| Work task |
Give back exactly the first lines of the entries below, through the line with "64 (Pb_d, Te).".

Data listing Start Marker

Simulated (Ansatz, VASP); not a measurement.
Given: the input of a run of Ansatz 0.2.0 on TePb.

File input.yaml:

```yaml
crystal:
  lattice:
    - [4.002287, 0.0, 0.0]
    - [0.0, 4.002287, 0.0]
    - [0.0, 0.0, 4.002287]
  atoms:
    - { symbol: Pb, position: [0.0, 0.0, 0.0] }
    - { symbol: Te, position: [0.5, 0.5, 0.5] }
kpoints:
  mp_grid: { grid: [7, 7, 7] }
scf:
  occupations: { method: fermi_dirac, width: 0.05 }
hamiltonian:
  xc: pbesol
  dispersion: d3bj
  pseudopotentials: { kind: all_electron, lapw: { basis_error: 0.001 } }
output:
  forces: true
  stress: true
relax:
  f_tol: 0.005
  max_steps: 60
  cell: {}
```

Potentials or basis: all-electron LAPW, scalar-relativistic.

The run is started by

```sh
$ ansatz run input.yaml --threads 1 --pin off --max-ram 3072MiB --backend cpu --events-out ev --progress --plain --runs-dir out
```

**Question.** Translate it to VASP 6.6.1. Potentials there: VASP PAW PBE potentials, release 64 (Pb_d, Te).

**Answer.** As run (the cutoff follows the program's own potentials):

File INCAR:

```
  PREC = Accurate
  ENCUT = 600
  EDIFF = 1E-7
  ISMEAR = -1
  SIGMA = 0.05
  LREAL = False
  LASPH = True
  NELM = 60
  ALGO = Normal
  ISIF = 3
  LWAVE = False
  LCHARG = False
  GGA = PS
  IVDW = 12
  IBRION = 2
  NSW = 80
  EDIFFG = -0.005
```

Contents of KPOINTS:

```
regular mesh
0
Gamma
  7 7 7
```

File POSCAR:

Data listing End Marker

| Answer area |
Simulated (Ansatz, VASP); not a measurement.
Given: the input of a run of Ansatz 0.2.0 on TePb.

File input.yaml:

```yaml
crystal:
  lattice:
    - [4.002287, 0.0, 0.0]
    - [0.0, 4.002287, 0.0]
    - [0.0, 0.0, 4.002287]
  atoms:
    - { symbol: Pb, position: [0.0, 0.0, 0.0] }
    - { symbol: Te, position: [0.5, 0.5, 0.5] }
kpoints:
  mp_grid: { grid: [7, 7, 7] }
scf:
  occupations: { method: fermi_dirac, width: 0.05 }
hamiltonian:
  xc: pbesol
  dispersion: d3bj
  pseudopotentials: { kind: all_electron, lapw: { basis_error: 0.001 } }
output:
  forces: true
  stress: true
relax:
  f_tol: 0.005
  max_steps: 60
  cell: {}
```

Potentials or basis: all-electron LAPW, scalar-relativistic.

The run is started by

```sh
$ ansatz run input.yaml --threads 1 --pin off --max-ram 3072MiB --backend cpu --events-out ev --progress --plain --runs-dir out
```

**Question.** Translate it to VASP 6.6.1. Potentials there: VASP PAW PBE potentials, release 64 (Pb_d, Te).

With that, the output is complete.